Work request — Make an exact transcription of the data below.

**** Data under study

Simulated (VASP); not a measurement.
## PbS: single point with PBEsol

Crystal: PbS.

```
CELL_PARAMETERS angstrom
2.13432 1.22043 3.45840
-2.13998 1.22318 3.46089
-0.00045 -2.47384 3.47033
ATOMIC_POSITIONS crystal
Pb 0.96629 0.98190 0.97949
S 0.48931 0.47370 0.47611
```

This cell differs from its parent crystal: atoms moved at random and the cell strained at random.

********

Worked solution —
Simulated (VASP); not a measurement.
## PbS: single point with PBEsol

Crystal: PbS.

```
CELL_PARAMETERS angstrom
2.13432 1.22043 3.45840
-2.13998 1.22318 3.46089
-0.00045 -2.47384 3.47033
ATOMIC_POSITIONS crystal
Pb 0.96629 0.98190 0.97949
S 0.48931 0.47370 0.47611
```

This cell differs from its parent crystal: atoms moved at random and the cell strained at random.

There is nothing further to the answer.